(Listed records):
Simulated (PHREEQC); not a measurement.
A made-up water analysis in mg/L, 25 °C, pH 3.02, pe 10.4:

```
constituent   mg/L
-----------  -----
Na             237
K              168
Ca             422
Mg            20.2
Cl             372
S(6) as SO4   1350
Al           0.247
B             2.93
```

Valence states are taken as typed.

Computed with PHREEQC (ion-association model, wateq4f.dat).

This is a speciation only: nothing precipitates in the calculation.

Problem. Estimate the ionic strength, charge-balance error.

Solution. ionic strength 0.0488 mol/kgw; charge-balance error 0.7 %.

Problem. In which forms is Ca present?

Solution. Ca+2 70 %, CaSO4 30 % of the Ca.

(Requirement):
Output each line of the records above exactly, beginning at the first, and stop once the line containing "Problem. In which forms is Ca present?" has been output.

(Written answer):
Simulated (PHREEQC); not a measurement.
A made-up water analysis in mg/L, 25 °C, pH 3.02, pe 10.4:

```
constituent   mg/L
-----------  -----
Na             237
K              168
Ca             422
Mg            20.2
Cl             372
S(6) as SO4   1350
Al           0.247
B             2.93
```

Valence states are taken as typed.

Computed with PHREEQC (ion-association model, wateq4f.dat).

This is a speciation only: nothing precipitates in the calculation.

Problem. Estimate the ionic strength, charge-balance error.

Solution. ionic strength 0.0488 mol/kgw; charge-balance error 0.7 %.

Problem. In which forms is Ca present?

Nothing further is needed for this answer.